**PROVIDED INFORMATION:**
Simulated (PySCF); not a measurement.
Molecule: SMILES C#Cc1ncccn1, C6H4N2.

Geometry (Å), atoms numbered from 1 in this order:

**WORK REQUEST:** Transcribe every record verbatim.

**PROBLEM SOLUTION:**
Simulated (PySCF); not a measurement.
Molecule: SMILES C#Cc1ncccn1, C6H4N2.

Geometry (Å), atoms numbered from 1 in this order:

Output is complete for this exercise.